### Data extract
=======

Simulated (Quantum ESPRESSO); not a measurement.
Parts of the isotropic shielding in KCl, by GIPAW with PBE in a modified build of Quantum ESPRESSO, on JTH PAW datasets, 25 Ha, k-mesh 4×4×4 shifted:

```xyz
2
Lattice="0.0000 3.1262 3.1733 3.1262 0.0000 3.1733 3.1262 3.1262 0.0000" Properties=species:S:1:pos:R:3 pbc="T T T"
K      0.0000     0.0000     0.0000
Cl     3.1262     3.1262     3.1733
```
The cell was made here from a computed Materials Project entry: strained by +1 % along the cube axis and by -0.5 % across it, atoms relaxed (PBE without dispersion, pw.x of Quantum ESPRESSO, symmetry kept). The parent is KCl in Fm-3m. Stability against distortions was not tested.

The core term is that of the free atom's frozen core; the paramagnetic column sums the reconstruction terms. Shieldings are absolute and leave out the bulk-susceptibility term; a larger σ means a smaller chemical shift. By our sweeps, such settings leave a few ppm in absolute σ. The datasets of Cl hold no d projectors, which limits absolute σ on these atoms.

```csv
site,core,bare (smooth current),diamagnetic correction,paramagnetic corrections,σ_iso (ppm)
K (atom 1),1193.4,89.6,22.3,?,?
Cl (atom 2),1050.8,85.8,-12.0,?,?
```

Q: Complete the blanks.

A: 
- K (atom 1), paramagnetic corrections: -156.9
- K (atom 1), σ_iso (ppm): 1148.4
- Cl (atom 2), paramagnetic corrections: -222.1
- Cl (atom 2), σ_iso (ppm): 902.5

=======

The data above must be restated word for word.

### Answer box
Simulated (Quantum ESPRESSO); not a measurement.
Parts of the isotropic shielding in KCl, by GIPAW with PBE in a modified build of Quantum ESPRESSO, on JTH PAW datasets, 25 Ha, k-mesh 4×4×4 shifted:

```xyz
2
Lattice="0.0000 3.1262 3.1733 3.1262 0.0000 3.1733 3.1262 3.1262 0.0000" Properties=species:S:1:pos:R:3 pbc="T T T"
K      0.0000     0.0000     0.0000
Cl     3.1262     3.1262     3.1733
```
The cell was made here from a computed Materials Project entry: strained by +1 % along the cube axis and by -0.5 % across it, atoms relaxed (PBE without dispersion, pw.x of Quantum ESPRESSO, symmetry kept). The parent is KCl in Fm-3m. Stability against distortions was not tested.

The core term is that of the free atom's frozen core; the paramagnetic column sums the reconstruction terms. Shieldings are absolute and leave out the bulk-susceptibility term; a larger σ means a smaller chemical shift. By our sweeps, such settings leave a few ppm in absolute σ. The datasets of Cl hold no d projectors, which limits absolute σ on these atoms.

```csv
site,core,bare (smooth current),diamagnetic correction,paramagnetic corrections,σ_iso (ppm)
K (atom 1),1193.4,89.6,22.3,?,?
Cl (atom 2),1050.8,85.8,-12.0,?,?
```

Q: Complete the blanks.

A: 
- K (atom 1), paramagnetic corrections: -156.9
- K (atom 1), σ_iso (ppm): 1148.4
- Cl (atom 2), paramagnetic corrections: -222.1
- Cl (atom 2), σ_iso (ppm): 902.5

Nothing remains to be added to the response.